_Brief:_ A line containing "Hardware: 1 thread" appears in the material below. Return exactly every line from the first through that one, and only those.

_Study material:_
+ + + +

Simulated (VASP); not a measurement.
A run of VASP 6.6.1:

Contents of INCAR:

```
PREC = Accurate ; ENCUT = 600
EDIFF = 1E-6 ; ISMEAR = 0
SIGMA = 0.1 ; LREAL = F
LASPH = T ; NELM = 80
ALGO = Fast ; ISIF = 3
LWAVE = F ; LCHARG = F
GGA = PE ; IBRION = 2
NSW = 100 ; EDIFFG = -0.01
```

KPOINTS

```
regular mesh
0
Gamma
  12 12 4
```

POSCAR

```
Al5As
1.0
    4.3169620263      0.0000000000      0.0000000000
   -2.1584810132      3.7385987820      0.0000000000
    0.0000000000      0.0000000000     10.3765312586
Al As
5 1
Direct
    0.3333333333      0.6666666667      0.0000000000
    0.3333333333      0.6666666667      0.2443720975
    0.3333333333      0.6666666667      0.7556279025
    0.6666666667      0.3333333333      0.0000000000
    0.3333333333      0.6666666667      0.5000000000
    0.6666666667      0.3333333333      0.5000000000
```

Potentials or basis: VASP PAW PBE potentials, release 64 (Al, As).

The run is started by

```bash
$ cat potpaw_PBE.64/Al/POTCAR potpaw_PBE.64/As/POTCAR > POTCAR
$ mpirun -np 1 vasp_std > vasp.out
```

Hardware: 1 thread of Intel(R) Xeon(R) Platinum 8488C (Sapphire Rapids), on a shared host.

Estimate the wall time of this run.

+ + + +

_Response area:_
Simulated (VASP); not a measurement.
A run of VASP 6.6.1:

Contents of INCAR:

```
PREC = Accurate ; ENCUT = 600
EDIFF = 1E-6 ; ISMEAR = 0
SIGMA = 0.1 ; LREAL = F
LASPH = T ; NELM = 80
ALGO = Fast ; ISIF = 3
LWAVE = F ; LCHARG = F
GGA = PE ; IBRION = 2
NSW = 100 ; EDIFFG = -0.01
```

KPOINTS

```
regular mesh
0
Gamma
  12 12 4
```

POSCAR

```
Al5As
1.0
    4.3169620263      0.0000000000      0.0000000000
   -2.1584810132      3.7385987820      0.0000000000
    0.0000000000      0.0000000000     10.3765312586
Al As
5 1
Direct
    0.3333333333      0.6666666667      0.0000000000
    0.3333333333      0.6666666667      0.2443720975
    0.3333333333      0.6666666667      0.7556279025
    0.6666666667      0.3333333333      0.0000000000
    0.3333333333      0.6666666667      0.5000000000
    0.6666666667      0.3333333333      0.5000000000
```

Potentials or basis: VASP PAW PBE potentials, release 64 (Al, As).

The run is started by

```bash
$ cat potpaw_PBE.64/Al/POTCAR potpaw_PBE.64/As/POTCAR > POTCAR
$ mpirun -np 1 vasp_std > vasp.out
```

Hardware: 1 thread of Intel(R) Xeon(R) Platinum 8488C (Sapphire Rapids), on a shared host.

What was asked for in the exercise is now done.